Data -
○ ○ ○ ○

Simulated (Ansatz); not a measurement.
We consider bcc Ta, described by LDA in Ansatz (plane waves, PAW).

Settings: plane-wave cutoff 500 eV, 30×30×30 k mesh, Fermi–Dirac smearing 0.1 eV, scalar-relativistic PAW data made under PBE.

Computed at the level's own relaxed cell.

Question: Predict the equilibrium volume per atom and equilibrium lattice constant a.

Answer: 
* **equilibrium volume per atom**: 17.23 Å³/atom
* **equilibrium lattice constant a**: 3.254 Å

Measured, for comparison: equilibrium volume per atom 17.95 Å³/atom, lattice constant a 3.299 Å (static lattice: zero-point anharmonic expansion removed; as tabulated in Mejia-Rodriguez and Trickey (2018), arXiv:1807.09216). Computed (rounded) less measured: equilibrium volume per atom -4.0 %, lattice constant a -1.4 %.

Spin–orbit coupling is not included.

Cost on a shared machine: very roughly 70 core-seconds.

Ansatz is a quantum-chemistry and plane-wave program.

○ ○ ○ ○

Task item -
Copy the entries above exactly, but only from the line holding "Spin–orbit coupling is not included." through the line holding "Cost on a shared", both included.

Answer space -
Spin–orbit coupling is not included.

Cost on a shared machine: very roughly 70 core-seconds.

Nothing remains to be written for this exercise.